*** Dataset ***

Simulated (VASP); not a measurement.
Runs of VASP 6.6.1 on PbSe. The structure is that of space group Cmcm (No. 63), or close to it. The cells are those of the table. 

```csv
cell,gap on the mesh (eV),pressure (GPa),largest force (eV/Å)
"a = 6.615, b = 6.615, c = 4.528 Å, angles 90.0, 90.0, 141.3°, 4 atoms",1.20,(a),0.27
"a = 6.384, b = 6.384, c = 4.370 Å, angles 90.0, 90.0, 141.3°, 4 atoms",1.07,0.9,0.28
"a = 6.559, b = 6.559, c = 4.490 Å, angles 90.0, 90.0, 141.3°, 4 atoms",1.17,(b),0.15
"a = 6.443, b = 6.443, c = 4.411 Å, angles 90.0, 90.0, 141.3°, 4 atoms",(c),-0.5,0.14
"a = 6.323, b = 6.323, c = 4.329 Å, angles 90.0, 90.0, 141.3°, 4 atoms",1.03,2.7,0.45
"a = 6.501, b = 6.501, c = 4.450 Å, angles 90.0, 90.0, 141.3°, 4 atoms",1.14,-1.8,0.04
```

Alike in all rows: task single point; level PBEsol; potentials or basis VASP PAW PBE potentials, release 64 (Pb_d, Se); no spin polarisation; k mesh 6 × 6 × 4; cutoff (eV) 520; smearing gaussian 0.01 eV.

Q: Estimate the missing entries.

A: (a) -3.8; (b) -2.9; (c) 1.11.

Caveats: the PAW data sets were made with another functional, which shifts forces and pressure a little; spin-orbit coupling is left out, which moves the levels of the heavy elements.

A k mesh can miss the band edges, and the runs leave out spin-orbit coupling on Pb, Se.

*** End of Dataset ***

● Work instruction:
The answer should hold only the lines from the start of the records above through the line containing "Caveats: the PAW", each set down exactly.

● Answer section:
Simulated (VASP); not a measurement.
Runs of VASP 6.6.1 on PbSe. The structure is that of space group Cmcm (No. 63), or close to it. The cells are those of the table. 

```csv
cell,gap on the mesh (eV),pressure (GPa),largest force (eV/Å)
"a = 6.615, b = 6.615, c = 4.528 Å, angles 90.0, 90.0, 141.3°, 4 atoms",1.20,(a),0.27
"a = 6.384, b = 6.384, c = 4.370 Å, angles 90.0, 90.0, 141.3°, 4 atoms",1.07,0.9,0.28
"a = 6.559, b = 6.559, c = 4.490 Å, angles 90.0, 90.0, 141.3°, 4 atoms",1.17,(b),0.15
"a = 6.443, b = 6.443, c = 4.411 Å, angles 90.0, 90.0, 141.3°, 4 atoms",(c),-0.5,0.14
"a = 6.323, b = 6.323, c = 4.329 Å, angles 90.0, 90.0, 141.3°, 4 atoms",1.03,2.7,0.45
"a = 6.501, b = 6.501, c = 4.450 Å, angles 90.0, 90.0, 141.3°, 4 atoms",1.14,-1.8,0.04
```

Alike in all rows: task single point; level PBEsol; potentials or basis VASP PAW PBE potentials, release 64 (Pb_d, Se); no spin polarisation; k mesh 6 × 6 × 4; cutoff (eV) 520; smearing gaussian 0.01 eV.

Q: Estimate the missing entries.

A: (a) -3.8; (b) -2.9; (c) 1.11.

Caveats: the PAW data sets were made with another functional, which shifts forces and pressure a little; spin-orbit coupling is left out, which moves the levels of the heavy elements.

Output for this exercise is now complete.